- _Exercise data_
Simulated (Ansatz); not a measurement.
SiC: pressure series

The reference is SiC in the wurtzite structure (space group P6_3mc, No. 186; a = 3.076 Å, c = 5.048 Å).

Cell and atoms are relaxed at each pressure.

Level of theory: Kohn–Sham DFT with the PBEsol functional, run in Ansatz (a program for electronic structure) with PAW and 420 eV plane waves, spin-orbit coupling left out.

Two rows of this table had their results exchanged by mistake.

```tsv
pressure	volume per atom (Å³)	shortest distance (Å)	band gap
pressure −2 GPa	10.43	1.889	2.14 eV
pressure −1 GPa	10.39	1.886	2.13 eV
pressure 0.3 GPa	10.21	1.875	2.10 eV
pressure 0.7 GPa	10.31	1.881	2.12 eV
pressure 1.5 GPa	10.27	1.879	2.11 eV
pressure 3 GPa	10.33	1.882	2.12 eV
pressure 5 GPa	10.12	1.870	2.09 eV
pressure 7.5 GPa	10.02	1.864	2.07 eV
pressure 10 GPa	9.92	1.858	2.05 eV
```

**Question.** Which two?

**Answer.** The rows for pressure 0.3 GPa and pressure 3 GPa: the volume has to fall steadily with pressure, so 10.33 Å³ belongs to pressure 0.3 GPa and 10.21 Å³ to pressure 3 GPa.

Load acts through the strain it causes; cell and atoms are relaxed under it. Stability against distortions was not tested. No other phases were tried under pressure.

- _Exercise_
Begin at the line that has "SiC: pressure series" in the entries above; stop after the line that has "pressure 3 GPa.". Transcribe exactly those lines and no others.

- _Worked solution_
SiC: pressure series

The reference is SiC in the wurtzite structure (space group P6_3mc, No. 186; a = 3.076 Å, c = 5.048 Å).

Cell and atoms are relaxed at each pressure.

Level of theory: Kohn–Sham DFT with the PBEsol functional, run in Ansatz (a program for electronic structure) with PAW and 420 eV plane waves, spin-orbit coupling left out.

Two rows of this table had their results exchanged by mistake.

```tsv
pressure	volume per atom (Å³)	shortest distance (Å)	band gap
pressure −2 GPa	10.43	1.889	2.14 eV
pressure −1 GPa	10.39	1.886	2.13 eV
pressure 0.3 GPa	10.21	1.875	2.10 eV
pressure 0.7 GPa	10.31	1.881	2.12 eV
pressure 1.5 GPa	10.27	1.879	2.11 eV
pressure 3 GPa	10.33	1.882	2.12 eV
pressure 5 GPa	10.12	1.870	2.09 eV
pressure 7.5 GPa	10.02	1.864	2.07 eV
pressure 10 GPa	9.92	1.858	2.05 eV
```

**Question.** Which two?

**Answer.** The rows for pressure 0.3 GPa and pressure 3 GPa: the volume has to fall steadily with pressure, so 10.33 Å³ belongs to pressure 0.3 GPa and 10.21 Å³ to pressure 3 GPa.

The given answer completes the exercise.